- [WORK ORDER]: All of the lines below should be output exactly as shown.

═════ GIVEN RECORDS ═════

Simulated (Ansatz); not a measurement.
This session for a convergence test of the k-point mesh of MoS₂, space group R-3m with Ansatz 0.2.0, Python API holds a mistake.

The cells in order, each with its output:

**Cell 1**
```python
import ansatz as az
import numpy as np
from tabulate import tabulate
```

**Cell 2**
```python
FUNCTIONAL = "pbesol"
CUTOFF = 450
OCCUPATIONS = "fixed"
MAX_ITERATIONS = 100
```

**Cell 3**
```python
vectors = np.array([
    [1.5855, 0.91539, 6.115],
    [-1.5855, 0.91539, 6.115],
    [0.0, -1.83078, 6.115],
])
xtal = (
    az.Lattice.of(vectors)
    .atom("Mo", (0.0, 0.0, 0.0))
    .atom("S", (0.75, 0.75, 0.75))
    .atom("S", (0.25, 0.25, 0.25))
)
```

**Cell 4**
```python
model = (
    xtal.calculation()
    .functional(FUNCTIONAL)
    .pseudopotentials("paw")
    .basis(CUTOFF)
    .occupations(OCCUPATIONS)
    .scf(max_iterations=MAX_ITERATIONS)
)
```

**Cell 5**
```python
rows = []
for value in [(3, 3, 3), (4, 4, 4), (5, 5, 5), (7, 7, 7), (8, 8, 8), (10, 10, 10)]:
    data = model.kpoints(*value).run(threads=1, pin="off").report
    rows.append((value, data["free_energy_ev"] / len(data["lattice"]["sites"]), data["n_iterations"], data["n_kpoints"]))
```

═════

- [WRITTEN SOLUTION]:
Simulated (Ansatz); not a measurement.
This session for a convergence test of the k-point mesh of MoS₂, space group R-3m with Ansatz 0.2.0, Python API holds a mistake.

The cells in order, each with its output:

**Cell 1**
```python
import ansatz as az
import numpy as np
from tabulate import tabulate
```

**Cell 2**
```python
FUNCTIONAL = "pbesol"
CUTOFF = 450
OCCUPATIONS = "fixed"
MAX_ITERATIONS = 100
```

**Cell 3**
```python
vectors = np.array([
    [1.5855, 0.91539, 6.115],
    [-1.5855, 0.91539, 6.115],
    [0.0, -1.83078, 6.115],
])
xtal = (
    az.Lattice.of(vectors)
    .atom("Mo", (0.0, 0.0, 0.0))
    .atom("S", (0.75, 0.75, 0.75))
    .atom("S", (0.25, 0.25, 0.25))
)
```

**Cell 4**
```python
model = (
    xtal.calculation()
    .functional(FUNCTIONAL)
    .pseudopotentials("paw")
    .basis(CUTOFF)
    .occupations(OCCUPATIONS)
    .scf(max_iterations=MAX_ITERATIONS)
)
```

**Cell 5**
```python
rows = []
for value in [(3, 3, 3), (4, 4, 4), (5, 5, 5), (7, 7, 7), (8, 8, 8), (10, 10, 10)]:
    data = model.kpoints(*value).run(threads=1, pin="off").report
    rows.append((value, data["free_energy_ev"] / len(data["lattice"]["sites"]), data["n_iterations"], data["n_kpoints"]))
```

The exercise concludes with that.